WORK TASK:
Every line of the material must be written out again unchanged.

━━━━━ RECORDS PROVIDED
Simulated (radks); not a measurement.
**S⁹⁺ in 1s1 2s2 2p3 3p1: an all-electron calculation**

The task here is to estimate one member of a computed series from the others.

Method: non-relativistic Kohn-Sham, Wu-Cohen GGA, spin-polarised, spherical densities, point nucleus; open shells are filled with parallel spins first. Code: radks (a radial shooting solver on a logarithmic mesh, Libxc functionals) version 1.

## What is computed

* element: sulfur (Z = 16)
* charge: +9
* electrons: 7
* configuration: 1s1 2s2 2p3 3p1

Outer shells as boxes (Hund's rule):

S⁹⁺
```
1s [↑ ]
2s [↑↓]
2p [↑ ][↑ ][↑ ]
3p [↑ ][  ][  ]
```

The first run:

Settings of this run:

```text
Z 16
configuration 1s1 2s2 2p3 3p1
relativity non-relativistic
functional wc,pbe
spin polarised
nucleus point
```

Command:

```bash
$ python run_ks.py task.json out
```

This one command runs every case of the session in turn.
━━━━━━━━━━

EXERCISE RESULT:
Simulated (radks); not a measurement.
**S⁹⁺ in 1s1 2s2 2p3 3p1: an all-electron calculation**

The task here is to estimate one member of a computed series from the others.

Method: non-relativistic Kohn-Sham, Wu-Cohen GGA, spin-polarised, spherical densities, point nucleus; open shells are filled with parallel spins first. Code: radks (a radial shooting solver on a logarithmic mesh, Libxc functionals) version 1.

## What is computed

* element: sulfur (Z = 16)
* charge: +9
* electrons: 7
* configuration: 1s1 2s2 2p3 3p1

Outer shells as boxes (Hund's rule):

S⁹⁺
```
1s [↑ ]
2s [↑↓]
2p [↑ ][↑ ][↑ ]
3p [↑ ][  ][  ]
```

The first run:

Settings of this run:

```text
Z 16
configuration 1s1 2s2 2p3 3p1
relativity non-relativistic
functional wc,pbe
spin polarised
nucleus point
```

Command:

```bash
$ python run_ks.py task.json out
```

This one command runs every case of the session in turn.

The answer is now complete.